Source material:
-- Opening Marker --
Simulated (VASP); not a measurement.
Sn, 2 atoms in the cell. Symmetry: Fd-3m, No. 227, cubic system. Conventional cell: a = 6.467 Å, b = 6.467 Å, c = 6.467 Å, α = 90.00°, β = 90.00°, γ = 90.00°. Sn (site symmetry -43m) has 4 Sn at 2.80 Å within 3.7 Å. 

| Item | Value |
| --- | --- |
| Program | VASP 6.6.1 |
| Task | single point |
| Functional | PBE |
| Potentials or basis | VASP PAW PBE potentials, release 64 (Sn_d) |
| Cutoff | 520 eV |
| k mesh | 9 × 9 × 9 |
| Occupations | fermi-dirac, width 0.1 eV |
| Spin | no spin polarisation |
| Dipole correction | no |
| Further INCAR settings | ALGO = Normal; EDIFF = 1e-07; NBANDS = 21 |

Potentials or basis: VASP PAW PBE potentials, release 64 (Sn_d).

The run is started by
-- Closing Marker --

Action item: Set down the data in full, word for word.

Worked solution:
Simulated (VASP); not a measurement.
Sn, 2 atoms in the cell. Symmetry: Fd-3m, No. 227, cubic system. Conventional cell: a = 6.467 Å, b = 6.467 Å, c = 6.467 Å, α = 90.00°, β = 90.00°, γ = 90.00°. Sn (site symmetry -43m) has 4 Sn at 2.80 Å within 3.7 Å. 

| Item | Value |
| --- | --- |
| Program | VASP 6.6.1 |
| Task | single point |
| Functional | PBE |
| Potentials or basis | VASP PAW PBE potentials, release 64 (Sn_d) |
| Cutoff | 520 eV |
| k mesh | 9 × 9 × 9 |
| Occupations | fermi-dirac, width 0.1 eV |
| Spin | no spin polarisation |
| Dipole correction | no |
| Further INCAR settings | ALGO = Normal; EDIFF = 1e-07; NBANDS = 21 |

Potentials or basis: VASP PAW PBE potentials, release 64 (Sn_d).

The run is started by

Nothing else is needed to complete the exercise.